> **Activity**: Transcribe word for word the lines below from the line with "space group |" through the line with "-15.01 | P6_3mc |", ends included.

> **Available data**:
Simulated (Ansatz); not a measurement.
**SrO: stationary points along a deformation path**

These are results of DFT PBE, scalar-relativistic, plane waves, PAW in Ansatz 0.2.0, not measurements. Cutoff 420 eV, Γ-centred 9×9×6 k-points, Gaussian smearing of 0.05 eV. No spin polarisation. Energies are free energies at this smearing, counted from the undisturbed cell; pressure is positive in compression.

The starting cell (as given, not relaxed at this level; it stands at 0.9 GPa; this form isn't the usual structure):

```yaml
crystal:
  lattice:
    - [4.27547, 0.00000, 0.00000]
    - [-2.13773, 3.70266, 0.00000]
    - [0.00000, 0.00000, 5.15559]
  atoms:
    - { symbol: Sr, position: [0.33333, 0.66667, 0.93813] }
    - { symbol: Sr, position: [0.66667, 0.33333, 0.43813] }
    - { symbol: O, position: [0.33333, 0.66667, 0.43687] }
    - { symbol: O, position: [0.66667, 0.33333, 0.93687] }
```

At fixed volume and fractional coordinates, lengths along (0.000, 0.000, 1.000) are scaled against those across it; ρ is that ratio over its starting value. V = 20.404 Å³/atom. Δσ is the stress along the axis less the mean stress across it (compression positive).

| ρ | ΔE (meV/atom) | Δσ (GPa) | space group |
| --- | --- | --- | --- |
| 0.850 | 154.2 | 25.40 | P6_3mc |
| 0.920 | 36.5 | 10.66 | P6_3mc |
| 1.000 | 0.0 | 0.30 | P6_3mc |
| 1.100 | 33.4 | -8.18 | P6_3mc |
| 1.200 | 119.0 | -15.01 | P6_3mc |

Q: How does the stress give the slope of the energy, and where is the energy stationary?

> **Written answer**:
| ρ | ΔE (meV/atom) | Δσ (GPa) | space group |
| --- | --- | --- | --- |
| 0.850 | 154.2 | 25.40 | P6_3mc |
| 0.920 | 36.5 | 10.66 | P6_3mc |
| 1.000 | 0.0 | 0.30 | P6_3mc |
| 1.100 | 33.4 | -8.18 | P6_3mc |
| 1.200 | 119.0 | -15.01 | P6_3mc |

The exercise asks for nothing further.